▶ **DATA LISTING**:
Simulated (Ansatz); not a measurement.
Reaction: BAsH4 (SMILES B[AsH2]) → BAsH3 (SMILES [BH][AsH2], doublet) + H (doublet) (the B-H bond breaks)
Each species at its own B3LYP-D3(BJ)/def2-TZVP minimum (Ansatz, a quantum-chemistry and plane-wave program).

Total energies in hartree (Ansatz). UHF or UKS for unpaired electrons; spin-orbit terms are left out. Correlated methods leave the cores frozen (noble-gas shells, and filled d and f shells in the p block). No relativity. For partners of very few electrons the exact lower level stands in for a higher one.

▶ **REQUIREMENT**: Write down all of the listing exactly.

▶ **RESPONSE AREA**:
Simulated (Ansatz); not a measurement.
Reaction: BAsH4 (SMILES B[AsH2]) → BAsH3 (SMILES [BH][AsH2], doublet) + H (doublet) (the B-H bond breaks)
Each species at its own B3LYP-D3(BJ)/def2-TZVP minimum (Ansatz, a quantum-chemistry and plane-wave program).

Total energies in hartree (Ansatz). UHF or UKS for unpaired electrons; spin-orbit terms are left out. Correlated methods leave the cores frozen (noble-gas shells, and filled d and f shells in the p block). No relativity. For partners of very few electrons the exact lower level stands in for a higher one.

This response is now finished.